◆ DATA PROVIDED
________________
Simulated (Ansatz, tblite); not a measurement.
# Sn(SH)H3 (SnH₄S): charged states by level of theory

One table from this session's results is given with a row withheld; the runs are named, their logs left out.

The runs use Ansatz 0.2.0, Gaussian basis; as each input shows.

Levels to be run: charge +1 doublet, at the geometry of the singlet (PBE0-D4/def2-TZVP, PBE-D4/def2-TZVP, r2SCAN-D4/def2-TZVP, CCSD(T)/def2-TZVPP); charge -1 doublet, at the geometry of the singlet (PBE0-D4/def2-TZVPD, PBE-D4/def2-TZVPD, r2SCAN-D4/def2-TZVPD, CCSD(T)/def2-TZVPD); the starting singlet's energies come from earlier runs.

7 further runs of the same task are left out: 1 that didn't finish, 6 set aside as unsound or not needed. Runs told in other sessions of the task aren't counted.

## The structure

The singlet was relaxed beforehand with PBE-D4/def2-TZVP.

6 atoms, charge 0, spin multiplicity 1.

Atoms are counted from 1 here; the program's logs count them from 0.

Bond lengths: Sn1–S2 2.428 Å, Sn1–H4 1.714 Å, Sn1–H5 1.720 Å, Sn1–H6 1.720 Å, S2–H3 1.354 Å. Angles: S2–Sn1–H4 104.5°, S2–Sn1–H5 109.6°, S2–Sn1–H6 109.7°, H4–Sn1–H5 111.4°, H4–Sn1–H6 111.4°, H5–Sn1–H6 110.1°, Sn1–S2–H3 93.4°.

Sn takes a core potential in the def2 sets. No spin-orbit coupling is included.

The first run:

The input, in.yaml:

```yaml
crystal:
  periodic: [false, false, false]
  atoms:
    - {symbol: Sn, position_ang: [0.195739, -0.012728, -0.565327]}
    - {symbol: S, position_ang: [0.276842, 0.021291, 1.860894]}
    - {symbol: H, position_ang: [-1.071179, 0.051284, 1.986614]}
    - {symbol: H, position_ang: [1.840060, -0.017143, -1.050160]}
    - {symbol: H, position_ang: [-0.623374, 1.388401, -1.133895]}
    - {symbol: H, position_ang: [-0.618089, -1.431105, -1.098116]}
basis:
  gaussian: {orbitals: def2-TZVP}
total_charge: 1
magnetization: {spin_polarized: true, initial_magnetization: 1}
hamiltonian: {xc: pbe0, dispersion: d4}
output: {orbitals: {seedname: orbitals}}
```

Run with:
________________

◆ REQUIRED ACTION
Nothing but the lines from the top of the entries above through the line with "The runs use" should be set down, each exactly as written.

◆ EXERCISE ANSWER
Simulated (Ansatz, tblite); not a measurement.
# Sn(SH)H3 (SnH₄S): charged states by level of theory

One table from this session's results is given with a row withheld; the runs are named, their logs left out.

The runs use Ansatz 0.2.0, Gaussian basis; as each input shows.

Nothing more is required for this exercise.